* _LISTED RECORDS_
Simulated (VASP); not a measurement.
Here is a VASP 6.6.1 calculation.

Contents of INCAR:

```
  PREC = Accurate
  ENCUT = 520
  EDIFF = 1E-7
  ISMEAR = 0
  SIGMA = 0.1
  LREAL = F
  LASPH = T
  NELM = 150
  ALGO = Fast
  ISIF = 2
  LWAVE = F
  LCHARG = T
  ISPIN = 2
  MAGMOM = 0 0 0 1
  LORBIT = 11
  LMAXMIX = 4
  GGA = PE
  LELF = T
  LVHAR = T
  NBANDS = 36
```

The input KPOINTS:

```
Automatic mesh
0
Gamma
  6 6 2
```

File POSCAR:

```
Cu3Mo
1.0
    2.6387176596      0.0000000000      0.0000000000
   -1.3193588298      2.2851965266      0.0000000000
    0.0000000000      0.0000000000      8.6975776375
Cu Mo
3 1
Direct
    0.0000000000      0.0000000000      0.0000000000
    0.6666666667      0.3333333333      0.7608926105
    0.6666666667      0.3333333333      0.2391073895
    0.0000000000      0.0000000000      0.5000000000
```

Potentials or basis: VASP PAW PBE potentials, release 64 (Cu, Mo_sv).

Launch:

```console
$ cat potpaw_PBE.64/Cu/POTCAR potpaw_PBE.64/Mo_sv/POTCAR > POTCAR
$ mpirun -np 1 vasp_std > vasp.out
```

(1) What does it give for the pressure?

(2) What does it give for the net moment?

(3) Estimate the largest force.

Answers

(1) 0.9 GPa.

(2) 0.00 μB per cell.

* _WORK TASK_
Begin at the top of the records above and quote each line exactly, ending with the line that contains "(1) 0.9 GPa.".

* _TASK RESPONSE_
Simulated (VASP); not a measurement.
Here is a VASP 6.6.1 calculation.

Contents of INCAR:

```
  PREC = Accurate
  ENCUT = 520
  EDIFF = 1E-7
  ISMEAR = 0
  SIGMA = 0.1
  LREAL = F
  LASPH = T
  NELM = 150
  ALGO = Fast
  ISIF = 2
  LWAVE = F
  LCHARG = T
  ISPIN = 2
  MAGMOM = 0 0 0 1
  LORBIT = 11
  LMAXMIX = 4
  GGA = PE
  LELF = T
  LVHAR = T
  NBANDS = 36
```

The input KPOINTS:

```
Automatic mesh
0
Gamma
  6 6 2
```

File POSCAR:

```
Cu3Mo
1.0
    2.6387176596      0.0000000000      0.0000000000
   -1.3193588298      2.2851965266      0.0000000000
    0.0000000000      0.0000000000      8.6975776375
Cu Mo
3 1
Direct
    0.0000000000      0.0000000000      0.0000000000
    0.6666666667      0.3333333333      0.7608926105
    0.6666666667      0.3333333333      0.2391073895
    0.0000000000      0.0000000000      0.5000000000
```

Potentials or basis: VASP PAW PBE potentials, release 64 (Cu, Mo_sv).

Launch:

```console
$ cat potpaw_PBE.64/Cu/POTCAR potpaw_PBE.64/Mo_sv/POTCAR > POTCAR
$ mpirun -np 1 vasp_std > vasp.out
```

(1) What does it give for the pressure?

(2) What does it give for the net moment?

(3) Estimate the largest force.

Answers

(1) 0.9 GPa.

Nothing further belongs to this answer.